RECORD EXCERPTS —
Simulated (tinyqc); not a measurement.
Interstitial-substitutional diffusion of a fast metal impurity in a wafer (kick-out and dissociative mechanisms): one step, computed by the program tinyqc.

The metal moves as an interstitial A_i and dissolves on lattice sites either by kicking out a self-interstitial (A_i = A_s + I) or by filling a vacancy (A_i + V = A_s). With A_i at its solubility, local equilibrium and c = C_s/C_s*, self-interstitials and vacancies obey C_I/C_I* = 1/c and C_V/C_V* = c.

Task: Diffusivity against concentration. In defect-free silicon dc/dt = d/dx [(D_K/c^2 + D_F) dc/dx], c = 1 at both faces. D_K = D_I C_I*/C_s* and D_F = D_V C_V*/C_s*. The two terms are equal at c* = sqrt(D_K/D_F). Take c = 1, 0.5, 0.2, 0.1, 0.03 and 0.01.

REQUIREMENT — Restate every entry word for word.

RESULT —
Simulated (tinyqc); not a measurement.
Interstitial-substitutional diffusion of a fast metal impurity in a wafer (kick-out and dissociative mechanisms): one step, computed by the program tinyqc.

The metal moves as an interstitial A_i and dissolves on lattice sites either by kicking out a self-interstitial (A_i = A_s + I) or by filling a vacancy (A_i + V = A_s). With A_i at its solubility, local equilibrium and c = C_s/C_s*, self-interstitials and vacancies obey C_I/C_I* = 1/c and C_V/C_V* = c.

Task: Diffusivity against concentration. In defect-free silicon dc/dt = d/dx [(D_K/c^2 + D_F) dc/dx], c = 1 at both faces. D_K = D_I C_I*/C_s* and D_F = D_V C_V*/C_s*. The two terms are equal at c* = sqrt(D_K/D_F). Take c = 1, 0.5, 0.2, 0.1, 0.03 and 0.01.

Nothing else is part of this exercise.